---- Data listing

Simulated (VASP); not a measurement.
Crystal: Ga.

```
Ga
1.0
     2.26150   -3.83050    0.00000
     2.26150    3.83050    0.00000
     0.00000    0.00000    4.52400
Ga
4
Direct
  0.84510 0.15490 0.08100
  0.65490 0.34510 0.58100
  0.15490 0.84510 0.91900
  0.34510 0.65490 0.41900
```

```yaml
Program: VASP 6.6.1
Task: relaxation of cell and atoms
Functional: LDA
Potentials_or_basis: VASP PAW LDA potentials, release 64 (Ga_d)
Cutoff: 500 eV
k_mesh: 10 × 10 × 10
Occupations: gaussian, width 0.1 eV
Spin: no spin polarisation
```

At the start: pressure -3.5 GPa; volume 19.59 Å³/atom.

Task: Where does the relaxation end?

--------

Brief:
An exact copy of every entry is required.

Response:
Simulated (VASP); not a measurement.
Crystal: Ga.

```
Ga
1.0
     2.26150   -3.83050    0.00000
     2.26150    3.83050    0.00000
     0.00000    0.00000    4.52400
Ga
4
Direct
  0.84510 0.15490 0.08100
  0.65490 0.34510 0.58100
  0.15490 0.84510 0.91900
  0.34510 0.65490 0.41900
```

```yaml
Program: VASP 6.6.1
Task: relaxation of cell and atoms
Functional: LDA
Potentials_or_basis: VASP PAW LDA potentials, release 64 (Ga_d)
Cutoff: 500 eV
k_mesh: 10 × 10 × 10
Occupations: gaussian, width 0.1 eV
Spin: no spin polarisation
```

At the start: pressure -3.5 GPa; volume 19.59 Å³/atom.

Task: Where does the relaxation end?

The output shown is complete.